### [WORK TASK]
When you reach the records, transcribe all of them exactly.

### [DATA TO EXAMINE]
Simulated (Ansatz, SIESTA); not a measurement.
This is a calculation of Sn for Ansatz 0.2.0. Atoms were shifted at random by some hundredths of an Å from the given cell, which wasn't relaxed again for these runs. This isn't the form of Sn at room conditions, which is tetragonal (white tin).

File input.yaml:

### [RESULT]
Simulated (Ansatz, SIESTA); not a measurement.
This is a calculation of Sn for Ansatz 0.2.0. Atoms were shifted at random by some hundredths of an Å from the given cell, which wasn't relaxed again for these runs. This isn't the form of Sn at room conditions, which is tetragonal (white tin).

File input.yaml:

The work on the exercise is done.